◆ ◆ ◆ ◆
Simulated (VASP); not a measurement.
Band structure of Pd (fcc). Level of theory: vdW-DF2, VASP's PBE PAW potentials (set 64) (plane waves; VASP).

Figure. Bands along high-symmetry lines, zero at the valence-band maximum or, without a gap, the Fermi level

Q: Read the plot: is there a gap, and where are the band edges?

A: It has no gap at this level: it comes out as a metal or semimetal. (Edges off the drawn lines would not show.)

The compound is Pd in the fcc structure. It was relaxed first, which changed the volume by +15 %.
◆ ◆ ◆ ◆

> [Assigned task]:
Output exactly the span of lines beginning at the first line of the records and ending at the line that holds "Q: Read the", inclusive, with no other text.

> [Exercise response]:
Simulated (VASP); not a measurement.
Band structure of Pd (fcc). Level of theory: vdW-DF2, VASP's PBE PAW potentials (set 64) (plane waves; VASP).

Figure. Bands along high-symmetry lines, zero at the valence-band maximum or, without a gap, the Fermi level

Q: Read the plot: is there a gap, and where are the band edges?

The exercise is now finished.